In the entries below, find the line with "The task here" and the line with "### The system as given". Reproduce those two lines and every line between them exactly, and nothing more.

Data section Start Marker

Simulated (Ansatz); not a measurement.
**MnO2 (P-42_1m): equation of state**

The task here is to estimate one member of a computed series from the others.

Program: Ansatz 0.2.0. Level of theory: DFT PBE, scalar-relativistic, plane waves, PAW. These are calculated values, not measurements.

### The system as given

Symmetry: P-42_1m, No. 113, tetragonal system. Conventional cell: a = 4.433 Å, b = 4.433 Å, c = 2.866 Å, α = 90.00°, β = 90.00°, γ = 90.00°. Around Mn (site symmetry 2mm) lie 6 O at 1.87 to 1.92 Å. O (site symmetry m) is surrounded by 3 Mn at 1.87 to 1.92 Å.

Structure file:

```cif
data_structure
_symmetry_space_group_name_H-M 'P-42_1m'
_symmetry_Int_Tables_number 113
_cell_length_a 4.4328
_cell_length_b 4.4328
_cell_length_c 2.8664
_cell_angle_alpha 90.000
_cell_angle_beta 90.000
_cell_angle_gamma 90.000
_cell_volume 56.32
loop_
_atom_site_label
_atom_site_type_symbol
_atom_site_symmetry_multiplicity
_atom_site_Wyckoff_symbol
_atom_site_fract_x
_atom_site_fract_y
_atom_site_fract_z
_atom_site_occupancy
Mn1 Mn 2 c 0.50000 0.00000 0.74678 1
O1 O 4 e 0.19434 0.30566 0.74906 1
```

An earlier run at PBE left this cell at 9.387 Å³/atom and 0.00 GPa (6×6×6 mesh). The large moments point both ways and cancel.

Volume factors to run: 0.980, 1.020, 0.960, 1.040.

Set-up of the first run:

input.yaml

Data section End Marker

_Written response_
The task here is to estimate one member of a computed series from the others.

Program: Ansatz 0.2.0. Level of theory: DFT PBE, scalar-relativistic, plane waves, PAW. These are calculated values, not measurements.

### The system as given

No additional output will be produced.